* _WORK TASK_: Quote the listing below in its entirety.

* _DATA RECORDS_:
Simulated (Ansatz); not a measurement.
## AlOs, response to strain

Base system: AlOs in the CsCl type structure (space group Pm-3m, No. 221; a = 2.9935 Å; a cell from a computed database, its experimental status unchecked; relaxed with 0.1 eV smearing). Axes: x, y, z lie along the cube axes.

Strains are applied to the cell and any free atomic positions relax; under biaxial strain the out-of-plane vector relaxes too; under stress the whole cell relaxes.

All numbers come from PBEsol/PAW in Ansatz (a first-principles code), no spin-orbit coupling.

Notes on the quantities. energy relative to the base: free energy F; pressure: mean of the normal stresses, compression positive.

* _PROBLEM SOLUTION_:
Simulated (Ansatz); not a measurement.
## AlOs, response to strain

Base system: AlOs in the CsCl type structure (space group Pm-3m, No. 221; a = 2.9935 Å; a cell from a computed database, its experimental status unchecked; relaxed with 0.1 eV smearing). Axes: x, y, z lie along the cube axes.

Strains are applied to the cell and any free atomic positions relax; under biaxial strain the out-of-plane vector relaxes too; under stress the whole cell relaxes.

All numbers come from PBEsol/PAW in Ansatz (a first-principles code), no spin-orbit coupling.

Notes on the quantities. energy relative to the base: free energy F; pressure: mean of the normal stresses, compression positive.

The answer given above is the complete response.